Work request >>
Please transcribe the data that follows exactly, from its first line through the line that contains "It belongs to".

Data excerpts below:
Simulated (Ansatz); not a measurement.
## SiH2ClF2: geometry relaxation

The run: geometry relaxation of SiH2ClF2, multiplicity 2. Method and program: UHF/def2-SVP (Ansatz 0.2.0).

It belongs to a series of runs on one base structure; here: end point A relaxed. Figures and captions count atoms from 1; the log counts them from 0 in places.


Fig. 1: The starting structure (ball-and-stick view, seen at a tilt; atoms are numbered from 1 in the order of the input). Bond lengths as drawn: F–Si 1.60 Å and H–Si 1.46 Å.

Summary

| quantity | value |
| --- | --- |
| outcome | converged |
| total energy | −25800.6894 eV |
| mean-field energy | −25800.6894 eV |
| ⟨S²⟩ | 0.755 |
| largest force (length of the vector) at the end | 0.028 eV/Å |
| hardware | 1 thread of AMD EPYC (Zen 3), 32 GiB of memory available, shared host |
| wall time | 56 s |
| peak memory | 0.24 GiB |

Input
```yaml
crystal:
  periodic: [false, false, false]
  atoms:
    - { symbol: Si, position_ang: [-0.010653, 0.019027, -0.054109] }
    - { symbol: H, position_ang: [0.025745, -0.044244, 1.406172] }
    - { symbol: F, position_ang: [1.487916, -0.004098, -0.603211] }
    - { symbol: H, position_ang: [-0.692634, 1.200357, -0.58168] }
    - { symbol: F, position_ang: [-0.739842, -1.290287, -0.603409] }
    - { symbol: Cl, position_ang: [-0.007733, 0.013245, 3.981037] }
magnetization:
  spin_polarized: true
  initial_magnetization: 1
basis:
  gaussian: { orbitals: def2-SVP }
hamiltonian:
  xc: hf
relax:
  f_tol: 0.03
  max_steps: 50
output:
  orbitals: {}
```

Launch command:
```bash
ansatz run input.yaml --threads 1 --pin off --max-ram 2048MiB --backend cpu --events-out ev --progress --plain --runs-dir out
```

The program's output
End of Data excerpts.

Exercise output >>
Simulated (Ansatz); not a measurement.
## SiH2ClF2: geometry relaxation

The run: geometry relaxation of SiH2ClF2, multiplicity 2. Method and program: UHF/def2-SVP (Ansatz 0.2.0).

It belongs to a series of runs on one base structure; here: end point A relaxed. Figures and captions count atoms from 1; the log counts them from 0 in places.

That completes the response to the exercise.